Requirement:
Only the lines from the beginning of the data below through the line that contains "### Which one is relaxed?" should be repeated, exactly as written.

Dataset entries:
- Opening Delimiter -
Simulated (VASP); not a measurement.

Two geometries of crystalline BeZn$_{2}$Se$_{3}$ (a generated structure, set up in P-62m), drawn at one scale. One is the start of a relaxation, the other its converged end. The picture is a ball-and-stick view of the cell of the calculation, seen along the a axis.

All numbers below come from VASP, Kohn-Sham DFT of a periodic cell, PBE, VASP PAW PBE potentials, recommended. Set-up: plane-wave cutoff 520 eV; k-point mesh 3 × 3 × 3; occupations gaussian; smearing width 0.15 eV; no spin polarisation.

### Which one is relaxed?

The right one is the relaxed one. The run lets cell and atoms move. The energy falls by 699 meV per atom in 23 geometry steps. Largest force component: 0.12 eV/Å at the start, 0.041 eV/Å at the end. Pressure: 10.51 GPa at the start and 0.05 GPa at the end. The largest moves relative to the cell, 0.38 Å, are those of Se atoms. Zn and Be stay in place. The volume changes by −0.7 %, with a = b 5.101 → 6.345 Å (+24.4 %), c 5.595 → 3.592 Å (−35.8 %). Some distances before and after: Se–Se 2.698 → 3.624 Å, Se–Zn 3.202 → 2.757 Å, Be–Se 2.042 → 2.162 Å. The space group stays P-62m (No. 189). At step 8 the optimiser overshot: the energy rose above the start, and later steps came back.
- Closing Delimiter -

Task solution:
Simulated (VASP); not a measurement.

Two geometries of crystalline BeZn$_{2}$Se$_{3}$ (a generated structure, set up in P-62m), drawn at one scale. One is the start of a relaxation, the other its converged end. The picture is a ball-and-stick view of the cell of the calculation, seen along the a axis.

All numbers below come from VASP, Kohn-Sham DFT of a periodic cell, PBE, VASP PAW PBE potentials, recommended. Set-up: plane-wave cutoff 520 eV; k-point mesh 3 × 3 × 3; occupations gaussian; smearing width 0.15 eV; no spin polarisation.

### Which one is relaxed?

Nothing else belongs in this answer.